# WORK INSTRUCTION
Copy out exactly the stretch of the listing below that begins at the line containing "none | (a) |" and ends at the line containing "A k mesh can", and copy nothing outside it.

# SUPPLIED DATA
- - - -
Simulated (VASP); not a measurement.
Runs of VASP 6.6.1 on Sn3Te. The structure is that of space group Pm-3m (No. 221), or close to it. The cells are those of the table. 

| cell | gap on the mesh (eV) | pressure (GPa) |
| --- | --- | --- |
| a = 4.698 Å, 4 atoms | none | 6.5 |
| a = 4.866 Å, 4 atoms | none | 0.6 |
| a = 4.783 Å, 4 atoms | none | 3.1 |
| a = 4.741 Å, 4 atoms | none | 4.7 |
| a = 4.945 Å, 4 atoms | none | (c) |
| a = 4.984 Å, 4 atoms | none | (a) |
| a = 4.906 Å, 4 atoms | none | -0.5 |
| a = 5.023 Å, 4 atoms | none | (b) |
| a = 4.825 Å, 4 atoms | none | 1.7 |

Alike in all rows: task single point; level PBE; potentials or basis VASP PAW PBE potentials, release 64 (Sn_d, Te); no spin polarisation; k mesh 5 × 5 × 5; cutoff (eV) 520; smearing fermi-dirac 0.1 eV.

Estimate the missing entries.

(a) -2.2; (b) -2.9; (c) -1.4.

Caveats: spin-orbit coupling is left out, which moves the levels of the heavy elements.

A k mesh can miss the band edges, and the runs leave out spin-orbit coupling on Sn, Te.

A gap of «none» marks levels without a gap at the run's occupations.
- - - -

# RESPONSE AREA
| a = 4.984 Å, 4 atoms | none | (a) |
| a = 4.906 Å, 4 atoms | none | -0.5 |
| a = 5.023 Å, 4 atoms | none | (b) |
| a = 4.825 Å, 4 atoms | none | 1.7 |

Alike in all rows: task single point; level PBE; potentials or basis VASP PAW PBE potentials, release 64 (Sn_d, Te); no spin polarisation; k mesh 5 × 5 × 5; cutoff (eV) 520; smearing fermi-dirac 0.1 eV.

Estimate the missing entries.

(a) -2.2; (b) -2.9; (c) -1.4.

Caveats: spin-orbit coupling is left out, which moves the levels of the heavy elements.

A k mesh can miss the band edges, and the runs leave out spin-orbit coupling on Sn, Te.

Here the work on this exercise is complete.